- _RAW DATA_:
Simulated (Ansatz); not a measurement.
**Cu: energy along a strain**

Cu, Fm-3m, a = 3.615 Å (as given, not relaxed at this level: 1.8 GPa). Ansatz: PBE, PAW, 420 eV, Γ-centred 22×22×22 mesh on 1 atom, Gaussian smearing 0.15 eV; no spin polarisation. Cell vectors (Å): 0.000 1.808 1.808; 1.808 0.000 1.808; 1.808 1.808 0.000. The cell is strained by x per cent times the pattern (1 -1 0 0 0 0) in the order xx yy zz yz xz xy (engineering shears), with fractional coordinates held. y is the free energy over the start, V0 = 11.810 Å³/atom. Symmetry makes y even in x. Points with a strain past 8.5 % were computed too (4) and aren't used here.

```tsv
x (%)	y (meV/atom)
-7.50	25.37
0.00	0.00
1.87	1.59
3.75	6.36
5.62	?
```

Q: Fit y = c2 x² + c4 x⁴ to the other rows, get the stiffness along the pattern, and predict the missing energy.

- _EXERCISE_: Your task is to repeat every entry above exactly.

- _RESULT_:
Simulated (Ansatz); not a measurement.
**Cu: energy along a strain**

Cu, Fm-3m, a = 3.615 Å (as given, not relaxed at this level: 1.8 GPa). Ansatz: PBE, PAW, 420 eV, Γ-centred 22×22×22 mesh on 1 atom, Gaussian smearing 0.15 eV; no spin polarisation. Cell vectors (Å): 0.000 1.808 1.808; 1.808 0.000 1.808; 1.808 1.808 0.000. The cell is strained by x per cent times the pattern (1 -1 0 0 0 0) in the order xx yy zz yz xz xy (engineering shears), with fractional coordinates held. y is the free energy over the start, V0 = 11.810 Å³/atom. Symmetry makes y even in x. Points with a strain past 8.5 % were computed too (4) and aren't used here.

```tsv
x (%)	y (meV/atom)
-7.50	25.37
0.00	0.00
1.87	1.59
3.75	6.36
5.62	?
```

Q: Fit y = c2 x² + c4 x⁴ to the other rows, get the stiffness along the pattern, and predict the missing energy.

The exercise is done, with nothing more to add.